[Opening RECORDED DATA section]

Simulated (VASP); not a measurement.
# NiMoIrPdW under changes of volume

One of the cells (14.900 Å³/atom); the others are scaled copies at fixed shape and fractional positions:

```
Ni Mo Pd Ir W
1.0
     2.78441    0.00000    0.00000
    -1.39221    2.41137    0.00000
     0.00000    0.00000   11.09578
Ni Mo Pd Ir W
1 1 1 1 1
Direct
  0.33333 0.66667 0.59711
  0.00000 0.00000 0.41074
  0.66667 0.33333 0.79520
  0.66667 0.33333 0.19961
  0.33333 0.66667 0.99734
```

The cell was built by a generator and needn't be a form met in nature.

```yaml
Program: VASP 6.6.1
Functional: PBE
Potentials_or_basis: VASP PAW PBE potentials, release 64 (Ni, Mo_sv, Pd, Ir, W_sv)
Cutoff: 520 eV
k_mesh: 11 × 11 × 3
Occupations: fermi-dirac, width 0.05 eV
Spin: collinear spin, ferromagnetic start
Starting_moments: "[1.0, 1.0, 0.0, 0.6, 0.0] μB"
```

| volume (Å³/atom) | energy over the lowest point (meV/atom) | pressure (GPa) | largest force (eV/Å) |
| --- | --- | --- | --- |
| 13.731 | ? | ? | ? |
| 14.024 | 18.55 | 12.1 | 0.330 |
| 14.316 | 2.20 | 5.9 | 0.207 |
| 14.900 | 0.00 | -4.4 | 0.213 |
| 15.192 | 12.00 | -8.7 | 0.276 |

[Closing RECORDED DATA section]

> WORK ORDER
Set the entries down again exactly, beginning with their first line and ending with the line that contains "-4.4 | 0.213 |"; omit all other lines.

> TASK ANSWER
Simulated (VASP); not a measurement.
# NiMoIrPdW under changes of volume

One of the cells (14.900 Å³/atom); the others are scaled copies at fixed shape and fractional positions:

```
Ni Mo Pd Ir W
1.0
     2.78441    0.00000    0.00000
    -1.39221    2.41137    0.00000
     0.00000    0.00000   11.09578
Ni Mo Pd Ir W
1 1 1 1 1
Direct
  0.33333 0.66667 0.59711
  0.00000 0.00000 0.41074
  0.66667 0.33333 0.79520
  0.66667 0.33333 0.19961
  0.33333 0.66667 0.99734
```

The cell was built by a generator and needn't be a form met in nature.

```yaml
Program: VASP 6.6.1
Functional: PBE
Potentials_or_basis: VASP PAW PBE potentials, release 64 (Ni, Mo_sv, Pd, Ir, W_sv)
Cutoff: 520 eV
k_mesh: 11 × 11 × 3
Occupations: fermi-dirac, width 0.05 eV
Spin: collinear spin, ferromagnetic start
Starting_moments: "[1.0, 1.0, 0.0, 0.6, 0.0] μB"
```

| volume (Å³/atom) | energy over the lowest point (meV/atom) | pressure (GPa) | largest force (eV/Å) |
| --- | --- | --- | --- |
| 13.731 | ? | ? | ? |
| 14.024 | 18.55 | 12.1 | 0.330 |
| 14.316 | 2.20 | 5.9 | 0.207 |
| 14.900 | 0.00 | -4.4 | 0.213 |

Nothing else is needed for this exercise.